» MATERIAL SHOWN:
☆ ☆ ☆
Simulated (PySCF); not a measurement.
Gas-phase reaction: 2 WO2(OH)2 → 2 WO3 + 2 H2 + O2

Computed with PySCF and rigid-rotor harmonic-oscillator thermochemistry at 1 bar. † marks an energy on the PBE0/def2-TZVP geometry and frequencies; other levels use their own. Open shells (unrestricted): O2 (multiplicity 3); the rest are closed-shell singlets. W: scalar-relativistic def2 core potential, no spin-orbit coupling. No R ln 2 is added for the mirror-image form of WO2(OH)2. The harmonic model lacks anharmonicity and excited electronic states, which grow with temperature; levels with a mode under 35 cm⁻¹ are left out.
☆ ☆ ☆

» WORK TASK: Return the lines of the listing above exactly as they appear, starting with the first and stopping after the line that holds "Gas-phase reaction: 2".

» WRITTEN RESPONSE:
Simulated (PySCF); not a measurement.
Gas-phase reaction: 2 WO2(OH)2 → 2 WO3 + 2 H2 + O2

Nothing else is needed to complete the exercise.